== Requirement ==
Nothing but an exact copy of the data should be output.

--- Provided material Enclosed Below ---

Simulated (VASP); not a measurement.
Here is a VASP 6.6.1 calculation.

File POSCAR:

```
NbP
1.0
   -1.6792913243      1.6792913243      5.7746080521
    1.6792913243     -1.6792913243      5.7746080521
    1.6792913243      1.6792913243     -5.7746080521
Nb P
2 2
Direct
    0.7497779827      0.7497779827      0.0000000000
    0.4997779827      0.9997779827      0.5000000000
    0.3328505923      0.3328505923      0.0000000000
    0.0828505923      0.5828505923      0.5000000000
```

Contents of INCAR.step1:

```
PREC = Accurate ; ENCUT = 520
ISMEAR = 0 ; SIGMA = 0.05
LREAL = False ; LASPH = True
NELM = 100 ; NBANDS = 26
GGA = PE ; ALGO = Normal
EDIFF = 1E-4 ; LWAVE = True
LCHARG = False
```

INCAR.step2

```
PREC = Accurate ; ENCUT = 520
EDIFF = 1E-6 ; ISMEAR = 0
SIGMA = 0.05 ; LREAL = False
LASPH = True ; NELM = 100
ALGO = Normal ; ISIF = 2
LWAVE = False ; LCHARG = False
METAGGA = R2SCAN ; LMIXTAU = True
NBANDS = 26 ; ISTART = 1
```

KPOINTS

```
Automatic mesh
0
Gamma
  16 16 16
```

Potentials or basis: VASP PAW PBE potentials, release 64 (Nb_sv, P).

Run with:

--- End of Enclosed Provided material ---

== Written answer ==
Simulated (VASP); not a measurement.
Here is a VASP 6.6.1 calculation.

File POSCAR:

```
NbP
1.0
   -1.6792913243      1.6792913243      5.7746080521
    1.6792913243     -1.6792913243      5.7746080521
    1.6792913243      1.6792913243     -5.7746080521
Nb P
2 2
Direct
    0.7497779827      0.7497779827      0.0000000000
    0.4997779827      0.9997779827      0.5000000000
    0.3328505923      0.3328505923      0.0000000000
    0.0828505923      0.5828505923      0.5000000000
```

Contents of INCAR.step1:

```
PREC = Accurate ; ENCUT = 520
ISMEAR = 0 ; SIGMA = 0.05
LREAL = False ; LASPH = True
NELM = 100 ; NBANDS = 26
GGA = PE ; ALGO = Normal
EDIFF = 1E-4 ; LWAVE = True
LCHARG = False
```

INCAR.step2

```
PREC = Accurate ; ENCUT = 520
EDIFF = 1E-6 ; ISMEAR = 0
SIGMA = 0.05 ; LREAL = False
LASPH = True ; NELM = 100
ALGO = Normal ; ISIF = 2
LWAVE = False ; LCHARG = False
METAGGA = R2SCAN ; LMIXTAU = True
NBANDS = 26 ; ISTART = 1
```

KPOINTS

```
Automatic mesh
0
Gamma
  16 16 16
```

Potentials or basis: VASP PAW PBE potentials, release 64 (Nb_sv, P).

Run with:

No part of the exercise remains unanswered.